Exercise> Please reproduce exactly the lines from the start of the records through the one containing "12.28; (c) 0.9.", and nothing more.

The data>
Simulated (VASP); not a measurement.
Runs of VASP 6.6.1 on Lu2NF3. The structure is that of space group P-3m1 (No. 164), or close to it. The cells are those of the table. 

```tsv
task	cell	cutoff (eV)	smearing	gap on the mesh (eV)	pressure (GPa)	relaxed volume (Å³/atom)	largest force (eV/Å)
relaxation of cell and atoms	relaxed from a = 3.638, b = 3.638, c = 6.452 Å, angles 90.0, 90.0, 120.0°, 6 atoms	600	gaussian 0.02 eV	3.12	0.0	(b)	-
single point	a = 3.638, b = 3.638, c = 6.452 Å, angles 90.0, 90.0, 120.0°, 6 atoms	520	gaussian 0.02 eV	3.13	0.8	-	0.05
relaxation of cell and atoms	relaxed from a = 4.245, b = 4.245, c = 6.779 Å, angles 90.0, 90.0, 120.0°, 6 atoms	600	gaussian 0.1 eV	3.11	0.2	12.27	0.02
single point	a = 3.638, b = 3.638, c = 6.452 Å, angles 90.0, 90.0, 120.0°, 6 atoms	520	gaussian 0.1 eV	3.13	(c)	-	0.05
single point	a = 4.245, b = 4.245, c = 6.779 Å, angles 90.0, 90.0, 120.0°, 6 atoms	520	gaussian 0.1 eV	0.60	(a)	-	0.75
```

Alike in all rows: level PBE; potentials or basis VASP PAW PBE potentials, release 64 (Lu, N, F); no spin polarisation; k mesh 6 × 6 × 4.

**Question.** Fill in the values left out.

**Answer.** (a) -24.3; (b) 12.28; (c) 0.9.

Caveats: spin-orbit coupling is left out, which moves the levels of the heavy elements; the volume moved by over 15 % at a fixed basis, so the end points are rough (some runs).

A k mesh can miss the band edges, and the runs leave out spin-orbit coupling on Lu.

Written answer>
Simulated (VASP); not a measurement.
Runs of VASP 6.6.1 on Lu2NF3. The structure is that of space group P-3m1 (No. 164), or close to it. The cells are those of the table. 

```tsv
task	cell	cutoff (eV)	smearing	gap on the mesh (eV)	pressure (GPa)	relaxed volume (Å³/atom)	largest force (eV/Å)
relaxation of cell and atoms	relaxed from a = 3.638, b = 3.638, c = 6.452 Å, angles 90.0, 90.0, 120.0°, 6 atoms	600	gaussian 0.02 eV	3.12	0.0	(b)	-
single point	a = 3.638, b = 3.638, c = 6.452 Å, angles 90.0, 90.0, 120.0°, 6 atoms	520	gaussian 0.02 eV	3.13	0.8	-	0.05
relaxation of cell and atoms	relaxed from a = 4.245, b = 4.245, c = 6.779 Å, angles 90.0, 90.0, 120.0°, 6 atoms	600	gaussian 0.1 eV	3.11	0.2	12.27	0.02
single point	a = 3.638, b = 3.638, c = 6.452 Å, angles 90.0, 90.0, 120.0°, 6 atoms	520	gaussian 0.1 eV	3.13	(c)	-	0.05
single point	a = 4.245, b = 4.245, c = 6.779 Å, angles 90.0, 90.0, 120.0°, 6 atoms	520	gaussian 0.1 eV	0.60	(a)	-	0.75
```

Alike in all rows: level PBE; potentials or basis VASP PAW PBE potentials, release 64 (Lu, N, F); no spin polarisation; k mesh 6 × 6 × 4.

**Question.** Fill in the values left out.

**Answer.** (a) -24.3; (b) 12.28; (c) 0.9.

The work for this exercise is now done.